Required action:
Output every line from the beginning of the records through the line that contains "Task: Fit y", exactly as it appears.

--- Data listing Enclosed Below ---

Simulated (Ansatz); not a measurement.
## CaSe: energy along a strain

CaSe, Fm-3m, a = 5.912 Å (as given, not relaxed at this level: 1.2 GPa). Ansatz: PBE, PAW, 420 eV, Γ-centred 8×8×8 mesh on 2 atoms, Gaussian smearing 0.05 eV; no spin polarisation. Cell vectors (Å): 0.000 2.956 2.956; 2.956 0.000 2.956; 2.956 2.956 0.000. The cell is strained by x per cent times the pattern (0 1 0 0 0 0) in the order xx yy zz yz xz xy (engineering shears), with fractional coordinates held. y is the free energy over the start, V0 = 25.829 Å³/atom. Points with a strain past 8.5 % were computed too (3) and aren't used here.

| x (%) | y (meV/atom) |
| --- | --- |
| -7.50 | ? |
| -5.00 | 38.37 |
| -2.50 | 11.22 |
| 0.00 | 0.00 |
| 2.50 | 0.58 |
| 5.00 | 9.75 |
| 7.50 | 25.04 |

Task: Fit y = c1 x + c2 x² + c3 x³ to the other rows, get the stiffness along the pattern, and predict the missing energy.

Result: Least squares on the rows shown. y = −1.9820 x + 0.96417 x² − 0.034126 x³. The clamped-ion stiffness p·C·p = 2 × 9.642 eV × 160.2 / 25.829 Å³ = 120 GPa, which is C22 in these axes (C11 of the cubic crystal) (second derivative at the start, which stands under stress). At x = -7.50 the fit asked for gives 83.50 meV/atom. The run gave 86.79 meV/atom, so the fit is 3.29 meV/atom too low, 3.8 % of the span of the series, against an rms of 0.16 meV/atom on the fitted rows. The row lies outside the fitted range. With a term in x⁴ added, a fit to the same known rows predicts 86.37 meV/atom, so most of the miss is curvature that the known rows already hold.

--- End of Enclosed Data listing ---

Response:
Simulated (Ansatz); not a measurement.
## CaSe: energy along a strain

CaSe, Fm-3m, a = 5.912 Å (as given, not relaxed at this level: 1.2 GPa). Ansatz: PBE, PAW, 420 eV, Γ-centred 8×8×8 mesh on 2 atoms, Gaussian smearing 0.05 eV; no spin polarisation. Cell vectors (Å): 0.000 2.956 2.956; 2.956 0.000 2.956; 2.956 2.956 0.000. The cell is strained by x per cent times the pattern (0 1 0 0 0 0) in the order xx yy zz yz xz xy (engineering shears), with fractional coordinates held. y is the free energy over the start, V0 = 25.829 Å³/atom. Points with a strain past 8.5 % were computed too (3) and aren't used here.

| x (%) | y (meV/atom) |
| --- | --- |
| -7.50 | ? |
| -5.00 | 38.37 |
| -2.50 | 11.22 |
| 0.00 | 0.00 |
| 2.50 | 0.58 |
| 5.00 | 9.75 |
| 7.50 | 25.04 |

Task: Fit y = c1 x + c2 x² + c3 x³ to the other rows, get the stiffness along the pattern, and predict the missing energy.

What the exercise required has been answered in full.